□ □ □ □

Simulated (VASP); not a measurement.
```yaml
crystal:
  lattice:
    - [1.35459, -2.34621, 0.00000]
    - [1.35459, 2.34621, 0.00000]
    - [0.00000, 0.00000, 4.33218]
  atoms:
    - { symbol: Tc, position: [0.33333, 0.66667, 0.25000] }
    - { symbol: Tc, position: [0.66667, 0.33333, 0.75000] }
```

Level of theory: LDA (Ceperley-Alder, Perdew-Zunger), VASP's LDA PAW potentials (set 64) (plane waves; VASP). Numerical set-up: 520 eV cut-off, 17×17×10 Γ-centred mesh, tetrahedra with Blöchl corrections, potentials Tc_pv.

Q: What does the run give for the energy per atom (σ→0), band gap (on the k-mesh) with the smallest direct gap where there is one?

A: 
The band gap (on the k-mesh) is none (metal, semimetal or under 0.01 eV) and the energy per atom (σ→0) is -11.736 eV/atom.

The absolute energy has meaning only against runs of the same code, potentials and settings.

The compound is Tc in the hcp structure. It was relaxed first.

□ □ □ □

_Brief_
Using the material above, transcribe exactly the lines from the line with "The band gap" to the line with "The absolute energy"; both count, and nothing else goes in.

_Response_
The band gap (on the k-mesh) is none (metal, semimetal or under 0.01 eV) and the energy per atom (σ→0) is -11.736 eV/atom.

The absolute energy has meaning only against runs of the same code, potentials and settings.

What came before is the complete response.